[[ Source data open ]]
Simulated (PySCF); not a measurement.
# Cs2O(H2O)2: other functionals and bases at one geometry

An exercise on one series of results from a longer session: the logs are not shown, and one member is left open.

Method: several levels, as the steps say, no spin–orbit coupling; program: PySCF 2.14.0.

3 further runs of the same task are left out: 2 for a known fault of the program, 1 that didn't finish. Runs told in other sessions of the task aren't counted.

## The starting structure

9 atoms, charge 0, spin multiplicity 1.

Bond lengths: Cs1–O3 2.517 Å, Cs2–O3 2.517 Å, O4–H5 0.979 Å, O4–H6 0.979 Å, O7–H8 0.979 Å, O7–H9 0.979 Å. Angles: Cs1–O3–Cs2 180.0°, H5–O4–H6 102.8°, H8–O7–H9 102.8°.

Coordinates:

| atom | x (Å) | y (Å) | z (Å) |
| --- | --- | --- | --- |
[[ Source data closed ]]

Assignment: Reproduce the complete data exactly as presented above.

Answer area:
Simulated (PySCF); not a measurement.
# Cs2O(H2O)2: other functionals and bases at one geometry

An exercise on one series of results from a longer session: the logs are not shown, and one member is left open.

Method: several levels, as the steps say, no spin–orbit coupling; program: PySCF 2.14.0.

3 further runs of the same task are left out: 2 for a known fault of the program, 1 that didn't finish. Runs told in other sessions of the task aren't counted.

## The starting structure

9 atoms, charge 0, spin multiplicity 1.

Bond lengths: Cs1–O3 2.517 Å, Cs2–O3 2.517 Å, O4–H5 0.979 Å, O4–H6 0.979 Å, O7–H8 0.979 Å, O7–H9 0.979 Å. Angles: Cs1–O3–Cs2 180.0°, H5–O4–H6 102.8°, H8–O7–H9 102.8°.

Coordinates:

| atom | x (Å) | y (Å) | z (Å) |
| --- | --- | --- | --- |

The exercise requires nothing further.